» Task item
Your answer must be the full listing, repeated word for word.

Start of Information supplied
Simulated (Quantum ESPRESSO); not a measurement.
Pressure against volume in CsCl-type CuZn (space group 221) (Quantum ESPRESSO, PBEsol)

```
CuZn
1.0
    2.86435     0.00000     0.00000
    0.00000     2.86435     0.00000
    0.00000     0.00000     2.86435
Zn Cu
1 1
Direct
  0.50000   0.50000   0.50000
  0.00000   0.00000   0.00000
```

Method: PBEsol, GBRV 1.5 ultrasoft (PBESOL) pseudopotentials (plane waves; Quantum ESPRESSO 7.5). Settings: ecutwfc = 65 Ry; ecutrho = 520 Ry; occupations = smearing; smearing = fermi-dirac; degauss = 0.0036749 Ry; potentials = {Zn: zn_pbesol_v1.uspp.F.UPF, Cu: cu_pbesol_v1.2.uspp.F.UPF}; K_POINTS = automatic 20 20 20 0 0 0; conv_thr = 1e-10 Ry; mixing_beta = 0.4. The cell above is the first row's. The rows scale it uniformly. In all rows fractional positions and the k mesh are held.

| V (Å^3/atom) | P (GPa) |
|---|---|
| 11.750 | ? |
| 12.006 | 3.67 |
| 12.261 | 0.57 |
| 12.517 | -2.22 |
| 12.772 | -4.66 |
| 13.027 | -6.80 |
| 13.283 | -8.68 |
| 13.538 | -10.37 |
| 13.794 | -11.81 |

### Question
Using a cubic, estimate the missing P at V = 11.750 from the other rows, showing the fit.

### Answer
End of Information supplied

» Task answer
Simulated (Quantum ESPRESSO); not a measurement.
Pressure against volume in CsCl-type CuZn (space group 221) (Quantum ESPRESSO, PBEsol)

```
CuZn
1.0
    2.86435     0.00000     0.00000
    0.00000     2.86435     0.00000
    0.00000     0.00000     2.86435
Zn Cu
1 1
Direct
  0.50000   0.50000   0.50000
  0.00000   0.00000   0.00000
```

Method: PBEsol, GBRV 1.5 ultrasoft (PBESOL) pseudopotentials (plane waves; Quantum ESPRESSO 7.5). Settings: ecutwfc = 65 Ry; ecutrho = 520 Ry; occupations = smearing; smearing = fermi-dirac; degauss = 0.0036749 Ry; potentials = {Zn: zn_pbesol_v1.uspp.F.UPF, Cu: cu_pbesol_v1.2.uspp.F.UPF}; K_POINTS = automatic 20 20 20 0 0 0; conv_thr = 1e-10 Ry; mixing_beta = 0.4. The cell above is the first row's. The rows scale it uniformly. In all rows fractional positions and the k mesh are held.

| V (Å^3/atom) | P (GPa) |
|---|---|
| 11.750 | ? |
| 12.006 | 3.67 |
| 12.261 | 0.57 |
| 12.517 | -2.22 |
| 12.772 | -4.66 |
| 13.027 | -6.80 |
| 13.283 | -8.68 |
| 13.538 | -10.37 |
| 13.794 | -11.81 |

### Question
Using a cubic, estimate the missing P at V = 11.750 from the other rows, showing the fit.

### Answer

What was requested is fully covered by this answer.